[Opening Source data section]

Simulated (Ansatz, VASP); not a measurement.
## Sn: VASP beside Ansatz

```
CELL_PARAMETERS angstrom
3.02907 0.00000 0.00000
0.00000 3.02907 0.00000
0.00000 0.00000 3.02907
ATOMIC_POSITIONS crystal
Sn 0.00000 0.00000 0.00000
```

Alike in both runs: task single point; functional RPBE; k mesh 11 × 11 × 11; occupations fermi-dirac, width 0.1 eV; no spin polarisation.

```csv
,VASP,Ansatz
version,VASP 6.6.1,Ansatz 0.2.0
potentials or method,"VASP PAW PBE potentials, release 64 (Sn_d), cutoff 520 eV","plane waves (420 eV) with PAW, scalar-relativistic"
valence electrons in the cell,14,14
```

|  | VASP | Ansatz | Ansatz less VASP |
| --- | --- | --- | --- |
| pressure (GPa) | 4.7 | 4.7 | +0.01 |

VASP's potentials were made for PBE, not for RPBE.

[Closing Source data section]

Activity:
All that is wanted is the stretch of lines above from the one containing "Alike in both" through the one containing "4.7 | +0.01 |", duplicated exactly.

Expected answer:
Alike in both runs: task single point; functional RPBE; k mesh 11 × 11 × 11; occupations fermi-dirac, width 0.1 eV; no spin polarisation.

```csv
,VASP,Ansatz
version,VASP 6.6.1,Ansatz 0.2.0
potentials or method,"VASP PAW PBE potentials, release 64 (Sn_d), cutoff 520 eV","plane waves (420 eV) with PAW, scalar-relativistic"
valence electrons in the cell,14,14
```

|  | VASP | Ansatz | Ansatz less VASP |
| --- | --- | --- | --- |
| pressure (GPa) | 4.7 | 4.7 | +0.01 |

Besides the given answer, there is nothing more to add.